** RECORD EXCERPTS **
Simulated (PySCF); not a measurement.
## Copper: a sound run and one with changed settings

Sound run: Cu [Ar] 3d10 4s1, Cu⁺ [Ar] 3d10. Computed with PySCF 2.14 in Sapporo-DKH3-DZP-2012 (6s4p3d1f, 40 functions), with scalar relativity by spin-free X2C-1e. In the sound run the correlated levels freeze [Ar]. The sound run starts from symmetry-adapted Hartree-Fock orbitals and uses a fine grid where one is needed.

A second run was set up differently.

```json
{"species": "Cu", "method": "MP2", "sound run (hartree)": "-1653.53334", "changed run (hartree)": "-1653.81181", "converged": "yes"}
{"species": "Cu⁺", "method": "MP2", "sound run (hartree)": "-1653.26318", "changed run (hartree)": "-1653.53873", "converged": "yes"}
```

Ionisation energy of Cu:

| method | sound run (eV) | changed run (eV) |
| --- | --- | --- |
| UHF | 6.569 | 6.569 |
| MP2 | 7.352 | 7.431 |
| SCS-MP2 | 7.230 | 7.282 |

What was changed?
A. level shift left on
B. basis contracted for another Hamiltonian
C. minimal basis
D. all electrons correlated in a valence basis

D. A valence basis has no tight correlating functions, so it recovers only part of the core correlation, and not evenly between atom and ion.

** EXERCISE **
Keep to the lines above, from the first one through the line where "D. all electrons" appears, and copy them exactly.

** EXERCISE SOLUTION **
Simulated (PySCF); not a measurement.
## Copper: a sound run and one with changed settings

Sound run: Cu [Ar] 3d10 4s1, Cu⁺ [Ar] 3d10. Computed with PySCF 2.14 in Sapporo-DKH3-DZP-2012 (6s4p3d1f, 40 functions), with scalar relativity by spin-free X2C-1e. In the sound run the correlated levels freeze [Ar]. The sound run starts from symmetry-adapted Hartree-Fock orbitals and uses a fine grid where one is needed.

A second run was set up differently.

```json
{"species": "Cu", "method": "MP2", "sound run (hartree)": "-1653.53334", "changed run (hartree)": "-1653.81181", "converged": "yes"}
{"species": "Cu⁺", "method": "MP2", "sound run (hartree)": "-1653.26318", "changed run (hartree)": "-1653.53873", "converged": "yes"}
```

Ionisation energy of Cu:

| method | sound run (eV) | changed run (eV) |
| --- | --- | --- |
| UHF | 6.569 | 6.569 |
| MP2 | 7.352 | 7.431 |
| SCS-MP2 | 7.230 | 7.282 |

What was changed?
A. level shift left on
B. basis contracted for another Hamiltonian
C. minimal basis
D. all electrons correlated in a valence basis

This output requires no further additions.